● GIVEN ENTRIES
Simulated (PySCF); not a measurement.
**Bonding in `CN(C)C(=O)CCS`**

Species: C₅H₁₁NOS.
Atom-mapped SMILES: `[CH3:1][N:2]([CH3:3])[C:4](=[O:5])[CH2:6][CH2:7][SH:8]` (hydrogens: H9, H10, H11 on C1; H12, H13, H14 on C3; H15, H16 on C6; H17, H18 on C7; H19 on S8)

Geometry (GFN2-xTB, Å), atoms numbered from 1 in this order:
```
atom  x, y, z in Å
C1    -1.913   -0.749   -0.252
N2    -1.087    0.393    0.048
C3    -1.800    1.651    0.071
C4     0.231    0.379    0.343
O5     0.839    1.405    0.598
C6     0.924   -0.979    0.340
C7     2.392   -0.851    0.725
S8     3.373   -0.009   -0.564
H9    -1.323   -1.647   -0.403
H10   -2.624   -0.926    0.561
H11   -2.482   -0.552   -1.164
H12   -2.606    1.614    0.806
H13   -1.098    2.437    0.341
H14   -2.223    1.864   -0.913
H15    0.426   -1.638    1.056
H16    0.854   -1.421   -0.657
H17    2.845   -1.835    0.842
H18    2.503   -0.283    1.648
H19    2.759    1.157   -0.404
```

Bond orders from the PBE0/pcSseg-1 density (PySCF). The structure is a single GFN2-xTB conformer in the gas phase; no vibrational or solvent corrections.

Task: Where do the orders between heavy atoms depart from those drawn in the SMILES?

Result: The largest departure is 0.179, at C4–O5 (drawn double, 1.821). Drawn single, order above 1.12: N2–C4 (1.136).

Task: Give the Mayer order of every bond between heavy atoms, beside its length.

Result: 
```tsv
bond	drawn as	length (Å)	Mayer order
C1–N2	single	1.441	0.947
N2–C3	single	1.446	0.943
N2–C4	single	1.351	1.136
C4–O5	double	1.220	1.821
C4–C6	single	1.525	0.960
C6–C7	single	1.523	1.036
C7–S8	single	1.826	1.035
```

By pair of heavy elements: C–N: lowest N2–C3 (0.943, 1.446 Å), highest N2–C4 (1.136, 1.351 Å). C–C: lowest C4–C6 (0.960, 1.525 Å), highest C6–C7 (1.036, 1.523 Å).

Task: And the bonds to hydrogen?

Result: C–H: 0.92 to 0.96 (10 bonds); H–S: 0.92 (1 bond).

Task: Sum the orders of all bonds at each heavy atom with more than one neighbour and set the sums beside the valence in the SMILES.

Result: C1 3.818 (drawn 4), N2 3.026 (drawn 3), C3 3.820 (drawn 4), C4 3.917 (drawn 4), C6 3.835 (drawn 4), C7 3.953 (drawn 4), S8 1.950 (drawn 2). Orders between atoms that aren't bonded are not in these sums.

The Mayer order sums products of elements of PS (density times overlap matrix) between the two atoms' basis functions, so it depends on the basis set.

● WORK REQUEST
In the listing above, please print only the lines from the first one to the line where "Task: Sum the" appears, exactly as written, both of those lines included.

● TASK RESULT
Simulated (PySCF); not a measurement.
**Bonding in `CN(C)C(=O)CCS`**

Species: C₅H₁₁NOS.
Atom-mapped SMILES: `[CH3:1][N:2]([CH3:3])[C:4](=[O:5])[CH2:6][CH2:7][SH:8]` (hydrogens: H9, H10, H11 on C1; H12, H13, H14 on C3; H15, H16 on C6; H17, H18 on C7; H19 on S8)

Geometry (GFN2-xTB, Å), atoms numbered from 1 in this order:
```
atom  x, y, z in Å
C1    -1.913   -0.749   -0.252
N2    -1.087    0.393    0.048
C3    -1.800    1.651    0.071
C4     0.231    0.379    0.343
O5     0.839    1.405    0.598
C6     0.924   -0.979    0.340
C7     2.392   -0.851    0.725
S8     3.373   -0.009   -0.564
H9    -1.323   -1.647   -0.403
H10   -2.624   -0.926    0.561
H11   -2.482   -0.552   -1.164
H12   -2.606    1.614    0.806
H13   -1.098    2.437    0.341
H14   -2.223    1.864   -0.913
H15    0.426   -1.638    1.056
H16    0.854   -1.421   -0.657
H17    2.845   -1.835    0.842
H18    2.503   -0.283    1.648
H19    2.759    1.157   -0.404
```

Bond orders from the PBE0/pcSseg-1 density (PySCF). The structure is a single GFN2-xTB conformer in the gas phase; no vibrational or solvent corrections.

Task: Where do the orders between heavy atoms depart from those drawn in the SMILES?

Result: The largest departure is 0.179, at C4–O5 (drawn double, 1.821). Drawn single, order above 1.12: N2–C4 (1.136).

Task: Give the Mayer order of every bond between heavy atoms, beside its length.

Result: 
```tsv
bond	drawn as	length (Å)	Mayer order
C1–N2	single	1.441	0.947
N2–C3	single	1.446	0.943
N2–C4	single	1.351	1.136
C4–O5	double	1.220	1.821
C4–C6	single	1.525	0.960
C6–C7	single	1.523	1.036
C7–S8	single	1.826	1.035
```

By pair of heavy elements: C–N: lowest N2–C3 (0.943, 1.446 Å), highest N2–C4 (1.136, 1.351 Å). C–C: lowest C4–C6 (0.960, 1.525 Å), highest C6–C7 (1.036, 1.523 Å).

Task: And the bonds to hydrogen?

Result: C–H: 0.92 to 0.96 (10 bonds); H–S: 0.92 (1 bond).

Task: Sum the orders of all bonds at each heavy atom with more than one neighbour and set the sums beside the valence in the SMILES.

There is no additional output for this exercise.